---- Dataset content
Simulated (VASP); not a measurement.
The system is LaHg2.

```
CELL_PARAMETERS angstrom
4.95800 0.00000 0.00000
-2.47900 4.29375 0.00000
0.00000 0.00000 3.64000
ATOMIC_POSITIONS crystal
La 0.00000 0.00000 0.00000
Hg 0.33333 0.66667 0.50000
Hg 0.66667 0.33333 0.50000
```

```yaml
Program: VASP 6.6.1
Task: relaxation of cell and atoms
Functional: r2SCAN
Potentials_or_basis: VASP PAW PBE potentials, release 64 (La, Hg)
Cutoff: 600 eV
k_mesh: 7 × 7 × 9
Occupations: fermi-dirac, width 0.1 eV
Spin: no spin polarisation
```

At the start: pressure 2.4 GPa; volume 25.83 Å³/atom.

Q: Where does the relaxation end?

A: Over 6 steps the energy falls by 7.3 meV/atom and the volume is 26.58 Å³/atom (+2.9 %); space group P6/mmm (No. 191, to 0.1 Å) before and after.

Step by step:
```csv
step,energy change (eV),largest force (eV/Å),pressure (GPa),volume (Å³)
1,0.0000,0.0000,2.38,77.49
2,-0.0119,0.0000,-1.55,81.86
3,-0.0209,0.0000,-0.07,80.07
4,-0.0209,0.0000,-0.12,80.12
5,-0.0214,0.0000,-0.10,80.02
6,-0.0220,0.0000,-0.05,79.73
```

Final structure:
--------

- Work instruction: What is needed is an exact transcription of every entry above.

- Written response:
Simulated (VASP); not a measurement.
The system is LaHg2.

```
CELL_PARAMETERS angstrom
4.95800 0.00000 0.00000
-2.47900 4.29375 0.00000
0.00000 0.00000 3.64000
ATOMIC_POSITIONS crystal
La 0.00000 0.00000 0.00000
Hg 0.33333 0.66667 0.50000
Hg 0.66667 0.33333 0.50000
```

```yaml
Program: VASP 6.6.1
Task: relaxation of cell and atoms
Functional: r2SCAN
Potentials_or_basis: VASP PAW PBE potentials, release 64 (La, Hg)
Cutoff: 600 eV
k_mesh: 7 × 7 × 9
Occupations: fermi-dirac, width 0.1 eV
Spin: no spin polarisation
```

At the start: pressure 2.4 GPa; volume 25.83 Å³/atom.

Q: Where does the relaxation end?

A: Over 6 steps the energy falls by 7.3 meV/atom and the volume is 26.58 Å³/atom (+2.9 %); space group P6/mmm (No. 191, to 0.1 Å) before and after.

Step by step:
```csv
step,energy change (eV),largest force (eV/Å),pressure (GPa),volume (Å³)
1,0.0000,0.0000,2.38,77.49
2,-0.0119,0.0000,-1.55,81.86
3,-0.0209,0.0000,-0.07,80.07
4,-0.0209,0.0000,-0.12,80.12
5,-0.0214,0.0000,-0.10,80.02
6,-0.0220,0.0000,-0.05,79.73
```

Final structure:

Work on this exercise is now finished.